**WORK REQUEST**
Restate the entries below verbatim.

______
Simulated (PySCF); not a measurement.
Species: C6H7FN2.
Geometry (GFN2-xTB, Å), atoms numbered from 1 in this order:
______

**ANSWER AREA**
Simulated (PySCF); not a measurement.
Species: C6H7FN2.
Geometry (GFN2-xTB, Å), atoms numbered from 1 in this order:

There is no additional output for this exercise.